REQUIRED ACTION: Every record, from first to last, should be written out again exactly.

INFORMATION GIVEN:
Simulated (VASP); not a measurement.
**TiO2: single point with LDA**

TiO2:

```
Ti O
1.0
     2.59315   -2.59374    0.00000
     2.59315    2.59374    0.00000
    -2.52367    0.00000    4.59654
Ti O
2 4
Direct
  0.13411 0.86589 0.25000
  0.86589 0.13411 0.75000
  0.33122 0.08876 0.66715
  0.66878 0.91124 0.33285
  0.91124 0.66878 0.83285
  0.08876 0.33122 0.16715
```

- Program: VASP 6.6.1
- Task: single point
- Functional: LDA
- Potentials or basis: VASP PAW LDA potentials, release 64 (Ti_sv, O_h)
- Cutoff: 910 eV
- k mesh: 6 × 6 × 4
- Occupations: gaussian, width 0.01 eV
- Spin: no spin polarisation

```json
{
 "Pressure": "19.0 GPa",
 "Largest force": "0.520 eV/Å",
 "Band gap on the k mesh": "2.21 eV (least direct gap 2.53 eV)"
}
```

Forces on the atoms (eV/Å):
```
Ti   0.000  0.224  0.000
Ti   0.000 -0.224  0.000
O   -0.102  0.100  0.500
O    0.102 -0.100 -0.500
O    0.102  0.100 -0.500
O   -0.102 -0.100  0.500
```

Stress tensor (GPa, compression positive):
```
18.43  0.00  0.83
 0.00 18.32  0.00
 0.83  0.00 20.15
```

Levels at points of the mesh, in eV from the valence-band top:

EXERCISE OUTPUT:
Simulated (VASP); not a measurement.
**TiO2: single point with LDA**

TiO2:

```
Ti O
1.0
     2.59315   -2.59374    0.00000
     2.59315    2.59374    0.00000
    -2.52367    0.00000    4.59654
Ti O
2 4
Direct
  0.13411 0.86589 0.25000
  0.86589 0.13411 0.75000
  0.33122 0.08876 0.66715
  0.66878 0.91124 0.33285
  0.91124 0.66878 0.83285
  0.08876 0.33122 0.16715
```

- Program: VASP 6.6.1
- Task: single point
- Functional: LDA
- Potentials or basis: VASP PAW LDA potentials, release 64 (Ti_sv, O_h)
- Cutoff: 910 eV
- k mesh: 6 × 6 × 4
- Occupations: gaussian, width 0.01 eV
- Spin: no spin polarisation

```json
{
 "Pressure": "19.0 GPa",
 "Largest force": "0.520 eV/Å",
 "Band gap on the k mesh": "2.21 eV (least direct gap 2.53 eV)"
}
```

Forces on the atoms (eV/Å):
```
Ti   0.000  0.224  0.000
Ti   0.000 -0.224  0.000
O   -0.102  0.100  0.500
O    0.102 -0.100 -0.500
O    0.102  0.100 -0.500
O   -0.102 -0.100  0.500
```

Stress tensor (GPa, compression positive):
```
18.43  0.00  0.83
 0.00 18.32  0.00
 0.83  0.00 20.15
```

Levels at points of the mesh, in eV from the valence-band top:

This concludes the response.